ASSIGNMENT: Write out, word for word, only the data from its first line to the line containing "## (1) The system as given".

___

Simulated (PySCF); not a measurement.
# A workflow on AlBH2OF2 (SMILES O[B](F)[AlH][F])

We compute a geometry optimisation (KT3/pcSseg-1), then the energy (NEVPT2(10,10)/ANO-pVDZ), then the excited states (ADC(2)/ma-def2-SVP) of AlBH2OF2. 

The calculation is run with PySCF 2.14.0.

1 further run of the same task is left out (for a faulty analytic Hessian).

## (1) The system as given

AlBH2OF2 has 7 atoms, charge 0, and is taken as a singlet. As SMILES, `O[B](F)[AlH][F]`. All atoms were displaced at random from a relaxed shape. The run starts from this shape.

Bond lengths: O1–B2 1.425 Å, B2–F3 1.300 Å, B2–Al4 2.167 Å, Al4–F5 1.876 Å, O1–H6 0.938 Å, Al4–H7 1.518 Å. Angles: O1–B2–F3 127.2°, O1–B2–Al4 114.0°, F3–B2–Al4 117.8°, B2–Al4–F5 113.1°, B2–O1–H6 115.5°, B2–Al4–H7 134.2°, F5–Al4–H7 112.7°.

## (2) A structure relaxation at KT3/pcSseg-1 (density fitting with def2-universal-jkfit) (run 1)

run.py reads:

___

YOUR SOLUTION:
Simulated (PySCF); not a measurement.
# A workflow on AlBH2OF2 (SMILES O[B](F)[AlH][F])

We compute a geometry optimisation (KT3/pcSseg-1), then the energy (NEVPT2(10,10)/ANO-pVDZ), then the excited states (ADC(2)/ma-def2-SVP) of AlBH2OF2. 

The calculation is run with PySCF 2.14.0.

1 further run of the same task is left out (for a faulty analytic Hessian).

## (1) The system as given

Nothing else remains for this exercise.